Exercise: Go through the entries below and print, exactly, the lines starting at the one with "All numbers below" and ending at the one with "The largest moves after", keeping both ends and no others.

Data to examine:
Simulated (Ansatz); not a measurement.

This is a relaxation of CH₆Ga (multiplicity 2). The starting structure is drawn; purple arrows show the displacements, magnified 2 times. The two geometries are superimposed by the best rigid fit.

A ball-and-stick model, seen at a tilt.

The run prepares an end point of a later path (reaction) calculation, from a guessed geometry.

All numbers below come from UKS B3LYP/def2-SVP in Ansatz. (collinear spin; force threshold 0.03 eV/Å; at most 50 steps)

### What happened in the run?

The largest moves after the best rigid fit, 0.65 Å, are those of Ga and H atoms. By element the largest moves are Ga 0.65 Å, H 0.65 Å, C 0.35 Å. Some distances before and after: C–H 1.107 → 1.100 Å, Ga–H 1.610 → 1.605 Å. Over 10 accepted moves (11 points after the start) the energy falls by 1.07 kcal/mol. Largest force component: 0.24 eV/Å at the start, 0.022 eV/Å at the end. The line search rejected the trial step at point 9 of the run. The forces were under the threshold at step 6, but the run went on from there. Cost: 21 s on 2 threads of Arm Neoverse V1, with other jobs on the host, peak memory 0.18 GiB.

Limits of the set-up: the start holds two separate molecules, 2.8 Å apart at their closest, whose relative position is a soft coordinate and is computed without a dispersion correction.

Your solution:
All numbers below come from UKS B3LYP/def2-SVP in Ansatz. (collinear spin; force threshold 0.03 eV/Å; at most 50 steps)

### What happened in the run?

The largest moves after the best rigid fit, 0.65 Å, are those of Ga and H atoms. By element the largest moves are Ga 0.65 Å, H 0.65 Å, C 0.35 Å. Some distances before and after: C–H 1.107 → 1.100 Å, Ga–H 1.610 → 1.605 Å. Over 10 accepted moves (11 points after the start) the energy falls by 1.07 kcal/mol. Largest force component: 0.24 eV/Å at the start, 0.022 eV/Å at the end. The line search rejected the trial step at point 9 of the run. The forces were under the threshold at step 6, but the run went on from there. Cost: 21 s on 2 threads of Arm Neoverse V1, with other jobs on the host, peak memory 0.18 GiB.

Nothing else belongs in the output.